INFORMATION SHOWN.
⁂

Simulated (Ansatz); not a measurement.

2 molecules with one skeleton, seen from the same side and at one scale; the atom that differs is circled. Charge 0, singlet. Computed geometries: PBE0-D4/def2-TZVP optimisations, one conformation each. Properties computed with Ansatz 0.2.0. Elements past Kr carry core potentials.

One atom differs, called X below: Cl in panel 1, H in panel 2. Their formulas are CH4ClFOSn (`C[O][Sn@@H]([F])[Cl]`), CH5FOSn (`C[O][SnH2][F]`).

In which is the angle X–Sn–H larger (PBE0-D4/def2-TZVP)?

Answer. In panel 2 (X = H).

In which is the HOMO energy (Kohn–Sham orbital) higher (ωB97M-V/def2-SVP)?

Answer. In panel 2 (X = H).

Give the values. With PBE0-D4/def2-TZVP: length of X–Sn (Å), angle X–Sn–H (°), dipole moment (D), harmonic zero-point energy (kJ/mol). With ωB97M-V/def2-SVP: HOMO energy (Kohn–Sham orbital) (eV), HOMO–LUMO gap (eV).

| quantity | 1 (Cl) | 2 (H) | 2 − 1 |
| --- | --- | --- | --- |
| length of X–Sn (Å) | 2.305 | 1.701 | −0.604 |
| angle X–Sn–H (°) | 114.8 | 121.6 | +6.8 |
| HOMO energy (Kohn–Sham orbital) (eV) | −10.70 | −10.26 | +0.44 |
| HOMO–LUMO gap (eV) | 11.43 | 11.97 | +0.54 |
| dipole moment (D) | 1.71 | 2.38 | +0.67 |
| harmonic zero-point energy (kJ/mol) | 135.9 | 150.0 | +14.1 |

⁂

ASSIGNMENT. Copy the data above in full, exactly as it reads.

EXERCISE OUTPUT.
Simulated (Ansatz); not a measurement.

2 molecules with one skeleton, seen from the same side and at one scale; the atom that differs is circled. Charge 0, singlet. Computed geometries: PBE0-D4/def2-TZVP optimisations, one conformation each. Properties computed with Ansatz 0.2.0. Elements past Kr carry core potentials.

One atom differs, called X below: Cl in panel 1, H in panel 2. Their formulas are CH4ClFOSn (`C[O][Sn@@H]([F])[Cl]`), CH5FOSn (`C[O][SnH2][F]`).

In which is the angle X–Sn–H larger (PBE0-D4/def2-TZVP)?

Answer. In panel 2 (X = H).

In which is the HOMO energy (Kohn–Sham orbital) higher (ωB97M-V/def2-SVP)?

Answer. In panel 2 (X = H).

Give the values. With PBE0-D4/def2-TZVP: length of X–Sn (Å), angle X–Sn–H (°), dipole moment (D), harmonic zero-point energy (kJ/mol). With ωB97M-V/def2-SVP: HOMO energy (Kohn–Sham orbital) (eV), HOMO–LUMO gap (eV).

| quantity | 1 (Cl) | 2 (H) | 2 − 1 |
| --- | --- | --- | --- |
| length of X–Sn (Å) | 2.305 | 1.701 | −0.604 |
| angle X–Sn–H (°) | 114.8 | 121.6 | +6.8 |
| HOMO energy (Kohn–Sham orbital) (eV) | −10.70 | −10.26 | +0.44 |
| HOMO–LUMO gap (eV) | 11.43 | 11.97 | +0.54 |
| dipole moment (D) | 1.71 | 2.38 | +0.67 |
| harmonic zero-point energy (kJ/mol) | 135.9 | 150.0 | +14.1 |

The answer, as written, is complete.